- [Work request] Below are the entries. Transcribe exactly the lines from the one with "## Two plane-wave programs on Rb4NCl" through the one with "The cell was", ends included, and leave out all others.

--- START ---

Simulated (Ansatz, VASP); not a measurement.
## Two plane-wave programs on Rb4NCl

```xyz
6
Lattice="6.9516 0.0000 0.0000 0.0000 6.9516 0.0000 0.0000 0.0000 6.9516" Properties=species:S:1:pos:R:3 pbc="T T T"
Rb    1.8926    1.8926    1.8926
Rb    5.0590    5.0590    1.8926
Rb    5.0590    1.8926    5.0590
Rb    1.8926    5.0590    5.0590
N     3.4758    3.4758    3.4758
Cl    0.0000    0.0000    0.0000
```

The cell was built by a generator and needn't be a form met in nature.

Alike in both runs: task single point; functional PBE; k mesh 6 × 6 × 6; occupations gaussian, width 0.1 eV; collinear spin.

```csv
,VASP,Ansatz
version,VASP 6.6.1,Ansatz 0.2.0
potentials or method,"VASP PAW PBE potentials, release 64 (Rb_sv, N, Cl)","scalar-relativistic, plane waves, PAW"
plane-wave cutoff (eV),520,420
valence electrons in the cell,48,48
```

--- END ---

- [Worked solution]
## Two plane-wave programs on Rb4NCl

```xyz
6
Lattice="6.9516 0.0000 0.0000 0.0000 6.9516 0.0000 0.0000 0.0000 6.9516" Properties=species:S:1:pos:R:3 pbc="T T T"
Rb    1.8926    1.8926    1.8926
Rb    5.0590    5.0590    1.8926
Rb    5.0590    1.8926    5.0590
Rb    1.8926    5.0590    5.0590
N     3.4758    3.4758    3.4758
Cl    0.0000    0.0000    0.0000
```

The cell was built by a generator and needn't be a form met in nature.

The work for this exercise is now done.